* _Requirement_
Reproduce the entire listing word for word.

.....

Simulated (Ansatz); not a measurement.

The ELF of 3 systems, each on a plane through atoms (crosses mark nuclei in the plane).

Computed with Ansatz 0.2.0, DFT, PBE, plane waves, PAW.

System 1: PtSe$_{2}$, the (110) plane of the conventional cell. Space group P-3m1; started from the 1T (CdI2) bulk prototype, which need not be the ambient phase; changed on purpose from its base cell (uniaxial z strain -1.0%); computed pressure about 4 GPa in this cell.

.....

* _Written solution_
Simulated (Ansatz); not a measurement.

The ELF of 3 systems, each on a plane through atoms (crosses mark nuclei in the plane).

Computed with Ansatz 0.2.0, DFT, PBE, plane waves, PAW.

System 1: PtSe$_{2}$, the (110) plane of the conventional cell. Space group P-3m1; started from the 1T (CdI2) bulk prototype, which need not be the ambient phase; changed on purpose from its base cell (uniaxial z strain -1.0%); computed pressure about 4 GPa in this cell.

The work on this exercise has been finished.